Assignment: Retype verbatim the lines of the listing, from the very first through the line with "The spread over".

Data excerpts:

——

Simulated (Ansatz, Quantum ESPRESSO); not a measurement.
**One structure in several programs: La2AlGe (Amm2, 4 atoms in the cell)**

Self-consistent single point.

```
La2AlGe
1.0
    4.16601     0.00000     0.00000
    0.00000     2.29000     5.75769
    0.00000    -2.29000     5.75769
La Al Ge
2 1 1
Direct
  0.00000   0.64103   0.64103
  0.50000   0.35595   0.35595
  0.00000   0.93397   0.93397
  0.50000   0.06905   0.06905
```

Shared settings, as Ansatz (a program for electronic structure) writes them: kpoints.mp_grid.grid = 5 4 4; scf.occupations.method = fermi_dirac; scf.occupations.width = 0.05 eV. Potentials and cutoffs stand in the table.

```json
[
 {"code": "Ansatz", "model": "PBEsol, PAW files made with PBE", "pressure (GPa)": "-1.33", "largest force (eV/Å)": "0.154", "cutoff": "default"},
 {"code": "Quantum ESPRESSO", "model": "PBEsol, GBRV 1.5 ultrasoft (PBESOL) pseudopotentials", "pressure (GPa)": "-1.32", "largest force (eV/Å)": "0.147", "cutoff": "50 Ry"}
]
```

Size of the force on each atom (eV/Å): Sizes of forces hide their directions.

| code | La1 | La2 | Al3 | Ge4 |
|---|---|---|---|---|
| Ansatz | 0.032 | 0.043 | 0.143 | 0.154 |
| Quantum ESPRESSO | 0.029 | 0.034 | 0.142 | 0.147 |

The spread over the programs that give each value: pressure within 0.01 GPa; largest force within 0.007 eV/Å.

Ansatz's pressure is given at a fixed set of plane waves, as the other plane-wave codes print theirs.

——

Exercise answer:
Simulated (Ansatz, Quantum ESPRESSO); not a measurement.
**One structure in several programs: La2AlGe (Amm2, 4 atoms in the cell)**

Self-consistent single point.

```
La2AlGe
1.0
    4.16601     0.00000     0.00000
    0.00000     2.29000     5.75769
    0.00000    -2.29000     5.75769
La Al Ge
2 1 1
Direct
  0.00000   0.64103   0.64103
  0.50000   0.35595   0.35595
  0.00000   0.93397   0.93397
  0.50000   0.06905   0.06905
```

Shared settings, as Ansatz (a program for electronic structure) writes them: kpoints.mp_grid.grid = 5 4 4; scf.occupations.method = fermi_dirac; scf.occupations.width = 0.05 eV. Potentials and cutoffs stand in the table.

```json
[
 {"code": "Ansatz", "model": "PBEsol, PAW files made with PBE", "pressure (GPa)": "-1.33", "largest force (eV/Å)": "0.154", "cutoff": "default"},
 {"code": "Quantum ESPRESSO", "model": "PBEsol, GBRV 1.5 ultrasoft (PBESOL) pseudopotentials", "pressure (GPa)": "-1.32", "largest force (eV/Å)": "0.147", "cutoff": "50 Ry"}
]
```

Size of the force on each atom (eV/Å): Sizes of forces hide their directions.

| code | La1 | La2 | Al3 | Ge4 |
|---|---|---|---|---|
| Ansatz | 0.032 | 0.043 | 0.143 | 0.154 |
| Quantum ESPRESSO | 0.029 | 0.034 | 0.142 | 0.147 |

The spread over the programs that give each value: pressure within 0.01 GPa; largest force within 0.007 eV/Å.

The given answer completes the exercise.